--- Data extracts ---
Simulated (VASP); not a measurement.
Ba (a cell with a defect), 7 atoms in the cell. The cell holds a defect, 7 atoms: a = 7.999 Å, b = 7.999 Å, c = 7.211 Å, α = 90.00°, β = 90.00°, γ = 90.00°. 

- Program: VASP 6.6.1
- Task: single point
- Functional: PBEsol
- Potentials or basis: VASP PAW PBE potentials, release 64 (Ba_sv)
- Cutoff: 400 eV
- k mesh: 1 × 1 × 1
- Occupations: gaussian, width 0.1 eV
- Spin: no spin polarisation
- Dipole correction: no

--- Work task ---
Extract the whole listing, character for character.

--- Response box ---
Simulated (VASP); not a measurement.
Ba (a cell with a defect), 7 atoms in the cell. The cell holds a defect, 7 atoms: a = 7.999 Å, b = 7.999 Å, c = 7.211 Å, α = 90.00°, β = 90.00°, γ = 90.00°. 

- Program: VASP 6.6.1
- Task: single point
- Functional: PBEsol
- Potentials or basis: VASP PAW PBE potentials, release 64 (Ba_sv)
- Cutoff: 400 eV
- k mesh: 1 × 1 × 1
- Occupations: gaussian, width 0.1 eV
- Spin: no spin polarisation
- Dipole correction: no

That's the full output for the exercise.